########

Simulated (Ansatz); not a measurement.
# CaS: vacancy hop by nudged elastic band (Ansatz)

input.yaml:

########

● WORK REQUEST
Quote every line of the records above, from the first down to the one holding "# CaS: vacancy", exactly as written.

● TASK OUTPUT
Simulated (Ansatz); not a measurement.
# CaS: vacancy hop by nudged elastic band (Ansatz)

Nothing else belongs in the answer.